——

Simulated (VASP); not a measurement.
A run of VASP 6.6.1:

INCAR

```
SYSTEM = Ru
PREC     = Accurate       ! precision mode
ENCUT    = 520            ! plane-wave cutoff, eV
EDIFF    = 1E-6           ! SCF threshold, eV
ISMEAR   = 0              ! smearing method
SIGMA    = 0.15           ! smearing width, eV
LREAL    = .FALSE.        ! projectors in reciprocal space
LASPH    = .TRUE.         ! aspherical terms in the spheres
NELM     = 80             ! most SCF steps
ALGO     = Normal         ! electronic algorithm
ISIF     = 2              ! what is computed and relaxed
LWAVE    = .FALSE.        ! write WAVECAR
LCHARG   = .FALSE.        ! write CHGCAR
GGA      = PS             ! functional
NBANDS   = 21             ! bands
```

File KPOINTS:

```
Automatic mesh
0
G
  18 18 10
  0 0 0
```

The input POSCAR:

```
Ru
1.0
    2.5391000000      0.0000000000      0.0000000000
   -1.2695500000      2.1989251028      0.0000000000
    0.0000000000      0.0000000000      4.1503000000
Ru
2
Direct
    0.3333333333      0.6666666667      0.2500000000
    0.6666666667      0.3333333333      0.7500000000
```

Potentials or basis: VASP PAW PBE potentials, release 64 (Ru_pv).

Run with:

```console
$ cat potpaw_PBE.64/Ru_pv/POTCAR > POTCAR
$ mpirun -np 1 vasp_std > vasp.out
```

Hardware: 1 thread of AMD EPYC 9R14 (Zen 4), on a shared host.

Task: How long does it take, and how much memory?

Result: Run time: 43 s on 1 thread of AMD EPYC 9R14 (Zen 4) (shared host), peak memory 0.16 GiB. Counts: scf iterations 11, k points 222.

——

**Exercise:** Write down exactly every line of the material above up to and including the line containing "Task: How long".

**Written reply:**
Simulated (VASP); not a measurement.
A run of VASP 6.6.1:

INCAR

```
SYSTEM = Ru
PREC     = Accurate       ! precision mode
ENCUT    = 520            ! plane-wave cutoff, eV
EDIFF    = 1E-6           ! SCF threshold, eV
ISMEAR   = 0              ! smearing method
SIGMA    = 0.15           ! smearing width, eV
LREAL    = .FALSE.        ! projectors in reciprocal space
LASPH    = .TRUE.         ! aspherical terms in the spheres
NELM     = 80             ! most SCF steps
ALGO     = Normal         ! electronic algorithm
ISIF     = 2              ! what is computed and relaxed
LWAVE    = .FALSE.        ! write WAVECAR
LCHARG   = .FALSE.        ! write CHGCAR
GGA      = PS             ! functional
NBANDS   = 21             ! bands
```

File KPOINTS:

```
Automatic mesh
0
G
  18 18 10
  0 0 0
```

The input POSCAR:

```
Ru
1.0
    2.5391000000      0.0000000000      0.0000000000
   -1.2695500000      2.1989251028      0.0000000000
    0.0000000000      0.0000000000      4.1503000000
Ru
2
Direct
    0.3333333333      0.6666666667      0.2500000000
    0.6666666667      0.3333333333      0.7500000000
```

Potentials or basis: VASP PAW PBE potentials, release 64 (Ru_pv).

Run with:

```console
$ cat potpaw_PBE.64/Ru_pv/POTCAR > POTCAR
$ mpirun -np 1 vasp_std > vasp.out
```

Hardware: 1 thread of AMD EPYC 9R14 (Zen 4), on a shared host.

Task: How long does it take, and how much memory?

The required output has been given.